- _Assigned task_
Retype, without any change, the first line of the records and every line after it through the one containing "run is which?".

- _Dataset records_
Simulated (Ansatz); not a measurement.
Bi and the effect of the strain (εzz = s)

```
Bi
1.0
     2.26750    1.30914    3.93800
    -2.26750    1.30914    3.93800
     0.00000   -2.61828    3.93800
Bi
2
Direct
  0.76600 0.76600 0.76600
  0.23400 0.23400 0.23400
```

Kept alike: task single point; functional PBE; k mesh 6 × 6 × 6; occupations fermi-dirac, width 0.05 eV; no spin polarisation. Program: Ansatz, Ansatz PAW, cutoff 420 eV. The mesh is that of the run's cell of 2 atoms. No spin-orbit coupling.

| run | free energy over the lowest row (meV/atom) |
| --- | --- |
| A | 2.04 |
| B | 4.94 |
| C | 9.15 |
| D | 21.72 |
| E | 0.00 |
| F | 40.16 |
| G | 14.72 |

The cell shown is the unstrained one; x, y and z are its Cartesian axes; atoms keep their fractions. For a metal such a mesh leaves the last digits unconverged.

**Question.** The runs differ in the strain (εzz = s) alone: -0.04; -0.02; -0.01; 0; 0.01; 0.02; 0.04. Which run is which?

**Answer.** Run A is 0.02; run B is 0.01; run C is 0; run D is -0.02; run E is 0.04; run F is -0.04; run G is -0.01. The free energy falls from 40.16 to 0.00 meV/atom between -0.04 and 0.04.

- _Task answer_
Simulated (Ansatz); not a measurement.
Bi and the effect of the strain (εzz = s)

```
Bi
1.0
     2.26750    1.30914    3.93800
    -2.26750    1.30914    3.93800
     0.00000   -2.61828    3.93800
Bi
2
Direct
  0.76600 0.76600 0.76600
  0.23400 0.23400 0.23400
```

Kept alike: task single point; functional PBE; k mesh 6 × 6 × 6; occupations fermi-dirac, width 0.05 eV; no spin polarisation. Program: Ansatz, Ansatz PAW, cutoff 420 eV. The mesh is that of the run's cell of 2 atoms. No spin-orbit coupling.

| run | free energy over the lowest row (meV/atom) |
| --- | --- |
| A | 2.04 |
| B | 4.94 |
| C | 9.15 |
| D | 21.72 |
| E | 0.00 |
| F | 40.16 |
| G | 14.72 |

The cell shown is the unstrained one; x, y and z are its Cartesian axes; atoms keep their fractions. For a metal such a mesh leaves the last digits unconverged.

**Question.** The runs differ in the strain (εzz = s) alone: -0.04; -0.02; -0.01; 0; 0.01; 0.02; 0.04. Which run is which?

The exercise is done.